*Exercise*: Write out the entries below exactly. End with the line that contains "no spin polarisation".

:::::

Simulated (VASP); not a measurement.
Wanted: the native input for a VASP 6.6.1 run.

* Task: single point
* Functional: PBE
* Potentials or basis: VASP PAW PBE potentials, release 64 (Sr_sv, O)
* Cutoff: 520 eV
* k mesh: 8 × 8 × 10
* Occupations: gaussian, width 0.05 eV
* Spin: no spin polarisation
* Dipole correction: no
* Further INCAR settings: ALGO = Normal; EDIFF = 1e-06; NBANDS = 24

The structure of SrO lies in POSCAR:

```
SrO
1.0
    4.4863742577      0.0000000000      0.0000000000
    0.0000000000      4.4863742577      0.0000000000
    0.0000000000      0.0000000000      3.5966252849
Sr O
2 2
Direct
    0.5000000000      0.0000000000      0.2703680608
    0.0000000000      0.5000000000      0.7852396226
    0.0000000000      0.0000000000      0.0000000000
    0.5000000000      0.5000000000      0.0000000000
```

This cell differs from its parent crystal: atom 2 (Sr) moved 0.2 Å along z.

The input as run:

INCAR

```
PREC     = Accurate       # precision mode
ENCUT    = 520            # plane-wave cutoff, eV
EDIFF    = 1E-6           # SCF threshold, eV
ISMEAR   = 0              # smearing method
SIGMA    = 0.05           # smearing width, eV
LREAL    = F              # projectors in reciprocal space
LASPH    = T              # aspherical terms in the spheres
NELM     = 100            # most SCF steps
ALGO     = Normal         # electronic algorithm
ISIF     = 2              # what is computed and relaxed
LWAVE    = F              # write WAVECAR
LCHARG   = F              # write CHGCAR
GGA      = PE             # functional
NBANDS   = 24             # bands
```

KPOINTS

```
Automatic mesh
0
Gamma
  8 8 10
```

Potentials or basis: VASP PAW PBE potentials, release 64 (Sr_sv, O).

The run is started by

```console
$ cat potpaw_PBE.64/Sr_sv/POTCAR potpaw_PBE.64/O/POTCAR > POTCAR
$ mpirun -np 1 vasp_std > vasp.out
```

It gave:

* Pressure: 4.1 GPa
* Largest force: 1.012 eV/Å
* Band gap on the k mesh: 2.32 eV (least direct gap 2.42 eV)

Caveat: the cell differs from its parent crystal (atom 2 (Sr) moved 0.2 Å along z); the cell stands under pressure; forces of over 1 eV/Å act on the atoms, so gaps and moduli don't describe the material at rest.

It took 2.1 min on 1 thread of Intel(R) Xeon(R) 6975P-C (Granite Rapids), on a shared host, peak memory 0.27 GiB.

:::::

*Worked solution*:
Simulated (VASP); not a measurement.
Wanted: the native input for a VASP 6.6.1 run.

* Task: single point
* Functional: PBE
* Potentials or basis: VASP PAW PBE potentials, release 64 (Sr_sv, O)
* Cutoff: 520 eV
* k mesh: 8 × 8 × 10
* Occupations: gaussian, width 0.05 eV
* Spin: no spin polarisation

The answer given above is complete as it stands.